________________________
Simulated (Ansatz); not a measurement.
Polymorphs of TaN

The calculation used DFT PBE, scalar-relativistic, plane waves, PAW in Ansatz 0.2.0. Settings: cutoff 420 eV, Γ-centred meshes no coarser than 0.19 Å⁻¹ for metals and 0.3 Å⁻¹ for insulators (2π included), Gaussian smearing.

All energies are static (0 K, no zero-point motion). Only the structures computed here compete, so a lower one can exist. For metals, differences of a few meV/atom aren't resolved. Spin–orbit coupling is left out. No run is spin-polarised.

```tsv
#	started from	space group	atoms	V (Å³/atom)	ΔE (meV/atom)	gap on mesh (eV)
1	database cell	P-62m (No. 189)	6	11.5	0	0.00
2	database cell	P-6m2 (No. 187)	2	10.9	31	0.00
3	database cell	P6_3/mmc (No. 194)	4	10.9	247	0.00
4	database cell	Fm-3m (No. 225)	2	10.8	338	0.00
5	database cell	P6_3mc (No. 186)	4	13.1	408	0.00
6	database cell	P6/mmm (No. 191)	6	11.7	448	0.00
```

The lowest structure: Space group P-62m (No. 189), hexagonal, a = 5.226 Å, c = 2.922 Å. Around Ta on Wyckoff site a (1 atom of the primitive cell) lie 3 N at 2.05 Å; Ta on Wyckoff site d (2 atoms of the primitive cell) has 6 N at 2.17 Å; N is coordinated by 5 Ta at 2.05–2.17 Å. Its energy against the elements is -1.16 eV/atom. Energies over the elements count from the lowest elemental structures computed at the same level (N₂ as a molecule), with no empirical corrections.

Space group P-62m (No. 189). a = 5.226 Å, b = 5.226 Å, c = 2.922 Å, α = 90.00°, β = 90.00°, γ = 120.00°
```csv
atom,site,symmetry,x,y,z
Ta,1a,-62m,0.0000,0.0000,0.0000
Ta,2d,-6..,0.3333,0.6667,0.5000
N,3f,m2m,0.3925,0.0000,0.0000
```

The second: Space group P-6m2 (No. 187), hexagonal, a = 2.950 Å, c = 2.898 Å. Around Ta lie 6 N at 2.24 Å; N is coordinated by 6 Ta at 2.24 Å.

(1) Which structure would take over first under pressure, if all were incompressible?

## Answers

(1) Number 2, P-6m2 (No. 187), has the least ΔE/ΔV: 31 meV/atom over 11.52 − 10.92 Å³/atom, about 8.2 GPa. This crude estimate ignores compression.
________________________

→ Work task
The answer should consist solely of the lines from the first line above through the one with "The lowest structure: Space", both included, repeated exactly.

→ Exercise solution
Simulated (Ansatz); not a measurement.
Polymorphs of TaN

The calculation used DFT PBE, scalar-relativistic, plane waves, PAW in Ansatz 0.2.0. Settings: cutoff 420 eV, Γ-centred meshes no coarser than 0.19 Å⁻¹ for metals and 0.3 Å⁻¹ for insulators (2π included), Gaussian smearing.

All energies are static (0 K, no zero-point motion). Only the structures computed here compete, so a lower one can exist. For metals, differences of a few meV/atom aren't resolved. Spin–orbit coupling is left out. No run is spin-polarised.

```tsv
#	started from	space group	atoms	V (Å³/atom)	ΔE (meV/atom)	gap on mesh (eV)
1	database cell	P-62m (No. 189)	6	11.5	0	0.00
2	database cell	P-6m2 (No. 187)	2	10.9	31	0.00
3	database cell	P6_3/mmc (No. 194)	4	10.9	247	0.00
4	database cell	Fm-3m (No. 225)	2	10.8	338	0.00
5	database cell	P6_3mc (No. 186)	4	13.1	408	0.00
6	database cell	P6/mmm (No. 191)	6	11.7	448	0.00
```

The lowest structure: Space group P-62m (No. 189), hexagonal, a = 5.226 Å, c = 2.922 Å. Around Ta on Wyckoff site a (1 atom of the primitive cell) lie 3 N at 2.05 Å; Ta on Wyckoff site d (2 atoms of the primitive cell) has 6 N at 2.17 Å; N is coordinated by 5 Ta at 2.05–2.17 Å. Its energy against the elements is -1.16 eV/atom. Energies over the elements count from the lowest elemental structures computed at the same level (N₂ as a molecule), with no empirical corrections.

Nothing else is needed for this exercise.